Task item | Beginning with the first line of the material, set down each line exactly as written, up to and including the line with "### Step 1. Starting point".

*** Begin section ***

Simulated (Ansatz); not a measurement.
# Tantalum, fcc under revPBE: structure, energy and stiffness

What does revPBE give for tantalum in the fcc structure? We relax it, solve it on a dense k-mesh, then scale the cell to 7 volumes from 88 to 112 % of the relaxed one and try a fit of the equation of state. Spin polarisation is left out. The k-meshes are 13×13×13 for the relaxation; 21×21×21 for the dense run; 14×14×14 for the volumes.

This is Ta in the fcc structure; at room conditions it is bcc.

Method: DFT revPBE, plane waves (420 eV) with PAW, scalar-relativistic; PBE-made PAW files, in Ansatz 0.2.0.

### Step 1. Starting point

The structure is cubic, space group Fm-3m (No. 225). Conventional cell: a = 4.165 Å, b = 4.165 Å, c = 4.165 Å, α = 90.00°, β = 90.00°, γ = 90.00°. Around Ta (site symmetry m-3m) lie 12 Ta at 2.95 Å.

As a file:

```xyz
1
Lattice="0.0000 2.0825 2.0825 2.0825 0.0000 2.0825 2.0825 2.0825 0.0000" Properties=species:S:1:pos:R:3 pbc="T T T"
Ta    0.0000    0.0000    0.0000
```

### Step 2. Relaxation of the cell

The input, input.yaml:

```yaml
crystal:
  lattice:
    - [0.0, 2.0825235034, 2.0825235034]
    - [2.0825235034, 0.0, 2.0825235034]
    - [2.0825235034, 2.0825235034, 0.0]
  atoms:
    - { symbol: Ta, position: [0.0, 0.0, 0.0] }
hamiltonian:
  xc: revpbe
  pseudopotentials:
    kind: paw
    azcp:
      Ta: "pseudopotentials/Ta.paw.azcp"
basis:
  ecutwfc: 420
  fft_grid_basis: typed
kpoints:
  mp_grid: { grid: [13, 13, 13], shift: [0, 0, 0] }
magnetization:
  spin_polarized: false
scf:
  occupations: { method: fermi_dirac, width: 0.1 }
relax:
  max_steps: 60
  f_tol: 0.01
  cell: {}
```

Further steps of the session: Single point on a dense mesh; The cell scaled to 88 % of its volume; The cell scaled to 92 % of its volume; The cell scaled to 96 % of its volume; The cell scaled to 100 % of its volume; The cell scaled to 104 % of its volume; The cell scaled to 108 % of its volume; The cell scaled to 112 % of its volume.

*** End section ***

Your response |
Simulated (Ansatz); not a measurement.
# Tantalum, fcc under revPBE: structure, energy and stiffness

What does revPBE give for tantalum in the fcc structure? We relax it, solve it on a dense k-mesh, then scale the cell to 7 volumes from 88 to 112 % of the relaxed one and try a fit of the equation of state. Spin polarisation is left out. The k-meshes are 13×13×13 for the relaxation; 21×21×21 for the dense run; 14×14×14 for the volumes.

This is Ta in the fcc structure; at room conditions it is bcc.

Method: DFT revPBE, plane waves (420 eV) with PAW, scalar-relativistic; PBE-made PAW files, in Ansatz 0.2.0.

### Step 1. Starting point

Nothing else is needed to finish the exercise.